WORK TASK:
Lines from the top of the listing down to the one with "Computed with GFN2-xTB", inclusive, are to be copied exactly.

(DATA LISTING)

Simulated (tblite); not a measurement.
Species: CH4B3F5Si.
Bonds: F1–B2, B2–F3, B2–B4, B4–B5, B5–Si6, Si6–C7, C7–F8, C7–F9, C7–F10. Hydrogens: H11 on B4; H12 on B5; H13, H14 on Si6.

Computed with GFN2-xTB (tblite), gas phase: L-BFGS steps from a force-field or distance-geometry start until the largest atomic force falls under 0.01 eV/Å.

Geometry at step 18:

(End DATA LISTING)

TASK RESPONSE:
Simulated (tblite); not a measurement.
Species: CH4B3F5Si.
Bonds: F1–B2, B2–F3, B2–B4, B4–B5, B5–Si6, Si6–C7, C7–F8, C7–F9, C7–F10. Hydrogens: H11 on B4; H12 on B5; H13, H14 on Si6.

Computed with GFN2-xTB (tblite), gas phase: L-BFGS steps from a force-field or distance-geometry start until the largest atomic force falls under 0.01 eV/Å.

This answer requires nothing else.